▸ WORK ITEM
The expected output is the first line of the data below and every line after it, up to and including the line containing "Functionals compared on", each reproduced exactly.

'''

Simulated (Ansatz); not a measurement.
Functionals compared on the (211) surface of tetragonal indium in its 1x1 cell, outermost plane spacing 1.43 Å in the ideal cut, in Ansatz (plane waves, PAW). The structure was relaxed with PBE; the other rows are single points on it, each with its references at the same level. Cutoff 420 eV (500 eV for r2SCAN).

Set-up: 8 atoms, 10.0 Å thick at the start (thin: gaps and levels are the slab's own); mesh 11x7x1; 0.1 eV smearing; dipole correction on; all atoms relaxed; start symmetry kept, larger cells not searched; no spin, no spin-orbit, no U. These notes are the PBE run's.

'''

▸ REPLY
Simulated (Ansatz); not a measurement.
Functionals compared on the (211) surface of tetragonal indium in its 1x1 cell, outermost plane spacing 1.43 Å in the ideal cut, in Ansatz (plane waves, PAW). The structure was relaxed with PBE; the other rows are single points on it, each with its references at the same level. Cutoff 420 eV (500 eV for r2SCAN).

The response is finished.